▸ **RAW DATA**
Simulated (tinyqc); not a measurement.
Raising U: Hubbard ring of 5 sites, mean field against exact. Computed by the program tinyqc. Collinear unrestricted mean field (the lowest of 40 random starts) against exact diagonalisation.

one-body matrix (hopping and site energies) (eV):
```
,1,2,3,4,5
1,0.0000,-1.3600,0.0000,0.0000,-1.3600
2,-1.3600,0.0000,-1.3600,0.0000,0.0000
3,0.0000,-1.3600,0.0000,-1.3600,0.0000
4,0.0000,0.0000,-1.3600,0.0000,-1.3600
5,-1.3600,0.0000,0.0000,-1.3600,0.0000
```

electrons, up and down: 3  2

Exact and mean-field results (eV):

▸ **WORK ORDER**
Could you reproduce every line of the listing exactly?

▸ **PROBLEM SOLUTION**
Simulated (tinyqc); not a measurement.
Raising U: Hubbard ring of 5 sites, mean field against exact. Computed by the program tinyqc. Collinear unrestricted mean field (the lowest of 40 random starts) against exact diagonalisation.

one-body matrix (hopping and site energies) (eV):
```
,1,2,3,4,5
1,0.0000,-1.3600,0.0000,0.0000,-1.3600
2,-1.3600,0.0000,-1.3600,0.0000,0.0000
3,0.0000,-1.3600,0.0000,-1.3600,0.0000
4,0.0000,0.0000,-1.3600,0.0000,-1.3600
5,-1.3600,0.0000,0.0000,-1.3600,0.0000
```

electrons, up and down: 3  2

Exact and mean-field results (eV):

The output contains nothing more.